Begin at the line containing "Program: VASP 6.6.1." in the data below and go on through the line containing "C. level PBE", repeating each line exactly; include both ends and no other line.

=== Section Start ===

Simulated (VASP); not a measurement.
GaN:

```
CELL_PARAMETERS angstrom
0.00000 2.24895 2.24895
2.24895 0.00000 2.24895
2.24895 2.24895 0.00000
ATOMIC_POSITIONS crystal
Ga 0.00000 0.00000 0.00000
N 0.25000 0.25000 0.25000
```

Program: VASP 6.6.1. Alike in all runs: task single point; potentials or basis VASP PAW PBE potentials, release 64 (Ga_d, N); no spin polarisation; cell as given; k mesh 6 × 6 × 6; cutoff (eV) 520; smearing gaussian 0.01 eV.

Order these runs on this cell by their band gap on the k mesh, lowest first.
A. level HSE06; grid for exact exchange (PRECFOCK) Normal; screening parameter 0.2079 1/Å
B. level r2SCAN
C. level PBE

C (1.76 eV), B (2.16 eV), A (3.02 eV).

=== Section End ===

_Task result_.
Program: VASP 6.6.1. Alike in all runs: task single point; potentials or basis VASP PAW PBE potentials, release 64 (Ga_d, N); no spin polarisation; cell as given; k mesh 6 × 6 × 6; cutoff (eV) 520; smearing gaussian 0.01 eV.

Order these runs on this cell by their band gap on the k mesh, lowest first.
A. level HSE06; grid for exact exchange (PRECFOCK) Normal; screening parameter 0.2079 1/Å
B. level r2SCAN
C. level PBE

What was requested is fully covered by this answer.